# [GIVEN DATA]
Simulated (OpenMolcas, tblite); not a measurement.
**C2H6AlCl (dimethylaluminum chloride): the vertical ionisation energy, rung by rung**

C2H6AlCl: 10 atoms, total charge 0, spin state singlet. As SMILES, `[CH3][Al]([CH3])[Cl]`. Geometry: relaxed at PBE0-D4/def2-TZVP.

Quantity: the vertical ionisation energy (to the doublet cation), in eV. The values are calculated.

# [WORK ITEM]
Could you return exactly the stretch of the data above that starts at the line with "rung by rung**" and ends at the line with "C2H6AlCl: 10 atoms, total", both lines included?

# [SOLUTION]
**C2H6AlCl (dimethylaluminum chloride): the vertical ionisation energy, rung by rung**

C2H6AlCl: 10 atoms, total charge 0, spin state singlet. As SMILES, `[CH3][Al]([CH3])[Cl]`. Geometry: relaxed at PBE0-D4/def2-TZVP.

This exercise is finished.